• [EXTRACTED ENTRIES]:
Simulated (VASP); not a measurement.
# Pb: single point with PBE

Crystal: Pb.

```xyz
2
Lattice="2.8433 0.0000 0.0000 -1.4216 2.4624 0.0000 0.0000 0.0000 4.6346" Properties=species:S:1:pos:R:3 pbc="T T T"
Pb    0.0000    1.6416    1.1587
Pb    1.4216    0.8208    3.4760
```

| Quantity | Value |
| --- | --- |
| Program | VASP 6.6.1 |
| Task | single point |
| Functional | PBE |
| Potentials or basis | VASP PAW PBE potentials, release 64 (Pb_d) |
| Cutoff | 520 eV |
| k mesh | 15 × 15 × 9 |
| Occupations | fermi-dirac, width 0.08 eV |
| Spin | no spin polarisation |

• [WORK INSTRUCTION]: Reproduce each entry above exactly, keeping every word.

• [EXERCISE ANSWER]:
Simulated (VASP); not a measurement.
# Pb: single point with PBE

Crystal: Pb.

```xyz
2
Lattice="2.8433 0.0000 0.0000 -1.4216 2.4624 0.0000 0.0000 0.0000 4.6346" Properties=species:S:1:pos:R:3 pbc="T T T"
Pb    0.0000    1.6416    1.1587
Pb    1.4216    0.8208    3.4760
```

| Quantity | Value |
| --- | --- |
| Program | VASP 6.6.1 |
| Task | single point |
| Functional | PBE |
| Potentials or basis | VASP PAW PBE potentials, release 64 (Pb_d) |
| Cutoff | 520 eV |
| k mesh | 15 × 15 × 9 |
| Occupations | fermi-dirac, width 0.08 eV |
| Spin | no spin polarisation |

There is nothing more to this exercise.